────────────────────────────────────────

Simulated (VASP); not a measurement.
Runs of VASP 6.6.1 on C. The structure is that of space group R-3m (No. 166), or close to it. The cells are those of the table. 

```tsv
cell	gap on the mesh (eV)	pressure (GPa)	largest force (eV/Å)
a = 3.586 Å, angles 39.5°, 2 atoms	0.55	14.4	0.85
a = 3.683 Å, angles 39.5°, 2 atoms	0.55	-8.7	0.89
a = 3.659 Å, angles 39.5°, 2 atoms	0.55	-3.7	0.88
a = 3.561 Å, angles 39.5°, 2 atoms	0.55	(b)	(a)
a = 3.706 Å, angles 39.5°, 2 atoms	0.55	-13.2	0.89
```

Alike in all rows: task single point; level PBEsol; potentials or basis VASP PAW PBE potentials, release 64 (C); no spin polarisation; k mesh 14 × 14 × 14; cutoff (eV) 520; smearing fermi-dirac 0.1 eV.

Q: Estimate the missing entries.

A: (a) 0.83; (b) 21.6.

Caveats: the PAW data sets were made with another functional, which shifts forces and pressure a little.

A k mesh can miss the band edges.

────────────────────────────────────────

ACTIVITY:
Write out, from the lines above, only those from the line with "A: (a) 0.83; (b) 21.6." to the line with "Caveats: the PAW", exactly as given, including the first and the last.

EXERCISE ANSWER:
A: (a) 0.83; (b) 21.6.

Caveats: the PAW data sets were made with another functional, which shifts forces and pressure a little.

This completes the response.